Assignment:
All records should be written out again exactly.

Data shown:
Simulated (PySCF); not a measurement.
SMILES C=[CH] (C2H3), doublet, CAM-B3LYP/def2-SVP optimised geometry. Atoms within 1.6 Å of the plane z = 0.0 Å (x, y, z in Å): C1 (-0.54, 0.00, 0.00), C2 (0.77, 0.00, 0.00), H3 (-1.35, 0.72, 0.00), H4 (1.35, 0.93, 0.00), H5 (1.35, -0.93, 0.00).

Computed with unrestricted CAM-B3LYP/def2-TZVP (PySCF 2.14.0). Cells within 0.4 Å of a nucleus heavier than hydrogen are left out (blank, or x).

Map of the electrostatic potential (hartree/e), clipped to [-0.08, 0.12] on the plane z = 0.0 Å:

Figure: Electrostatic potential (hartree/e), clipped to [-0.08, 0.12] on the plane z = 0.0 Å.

Exercise response:
Simulated (PySCF); not a measurement.
SMILES C=[CH] (C2H3), doublet, CAM-B3LYP/def2-SVP optimised geometry. Atoms within 1.6 Å of the plane z = 0.0 Å (x, y, z in Å): C1 (-0.54, 0.00, 0.00), C2 (0.77, 0.00, 0.00), H3 (-1.35, 0.72, 0.00), H4 (1.35, 0.93, 0.00), H5 (1.35, -0.93, 0.00).

Computed with unrestricted CAM-B3LYP/def2-TZVP (PySCF 2.14.0). Cells within 0.4 Å of a nucleus heavier than hydrogen are left out (blank, or x).

Map of the electrostatic potential (hartree/e), clipped to [-0.08, 0.12] on the plane z = 0.0 Å:

Figure: Electrostatic potential (hartree/e), clipped to [-0.08, 0.12] on the plane z = 0.0 Å.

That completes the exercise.